→ Record extracts
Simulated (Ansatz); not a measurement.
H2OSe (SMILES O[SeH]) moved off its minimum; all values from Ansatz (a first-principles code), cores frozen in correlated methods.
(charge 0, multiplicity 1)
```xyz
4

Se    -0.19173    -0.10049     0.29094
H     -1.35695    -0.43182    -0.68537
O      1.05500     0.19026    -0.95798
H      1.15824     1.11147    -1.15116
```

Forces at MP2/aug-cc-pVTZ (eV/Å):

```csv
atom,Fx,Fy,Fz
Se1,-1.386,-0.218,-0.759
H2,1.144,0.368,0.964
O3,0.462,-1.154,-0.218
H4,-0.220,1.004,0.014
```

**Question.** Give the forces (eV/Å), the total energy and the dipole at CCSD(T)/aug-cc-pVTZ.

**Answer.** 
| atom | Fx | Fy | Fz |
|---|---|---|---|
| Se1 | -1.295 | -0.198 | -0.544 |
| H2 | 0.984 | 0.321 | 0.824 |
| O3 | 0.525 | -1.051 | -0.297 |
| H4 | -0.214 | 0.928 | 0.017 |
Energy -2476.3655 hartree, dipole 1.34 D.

→ Activity
Every line from the first through the one containing "0.928 | 0.017 |" in the listing above must be given again exactly, with nothing else alongside.

→ Answer section
Simulated (Ansatz); not a measurement.
H2OSe (SMILES O[SeH]) moved off its minimum; all values from Ansatz (a first-principles code), cores frozen in correlated methods.
(charge 0, multiplicity 1)
```xyz
4

Se    -0.19173    -0.10049     0.29094
H     -1.35695    -0.43182    -0.68537
O      1.05500     0.19026    -0.95798
H      1.15824     1.11147    -1.15116
```

Forces at MP2/aug-cc-pVTZ (eV/Å):

```csv
atom,Fx,Fy,Fz
Se1,-1.386,-0.218,-0.759
H2,1.144,0.368,0.964
O3,0.462,-1.154,-0.218
H4,-0.220,1.004,0.014
```

**Question.** Give the forces (eV/Å), the total energy and the dipole at CCSD(T)/aug-cc-pVTZ.

**Answer.** 
| atom | Fx | Fy | Fz |
|---|---|---|---|
| Se1 | -1.295 | -0.198 | -0.544 |
| H2 | 0.984 | 0.321 | 0.824 |
| O3 | 0.525 | -1.051 | -0.297 |
| H4 | -0.214 | 0.928 | 0.017 |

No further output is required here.